********************

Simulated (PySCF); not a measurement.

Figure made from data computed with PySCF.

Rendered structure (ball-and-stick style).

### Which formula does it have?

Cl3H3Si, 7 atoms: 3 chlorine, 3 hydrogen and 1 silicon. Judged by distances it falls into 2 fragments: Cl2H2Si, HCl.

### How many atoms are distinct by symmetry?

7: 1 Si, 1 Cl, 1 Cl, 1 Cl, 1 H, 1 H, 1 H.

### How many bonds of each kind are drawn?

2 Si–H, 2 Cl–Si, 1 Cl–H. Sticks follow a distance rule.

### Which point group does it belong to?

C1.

********************

● Work instruction
One stretch of the lines above is wanted, from the line that contains "2 Si–H, 2 Cl–Si, 1" through the line that contains "### Which point group does it belong to?". Output it exactly.

● Task output
2 Si–H, 2 Cl–Si, 1 Cl–H. Sticks follow a distance rule.

### Which point group does it belong to?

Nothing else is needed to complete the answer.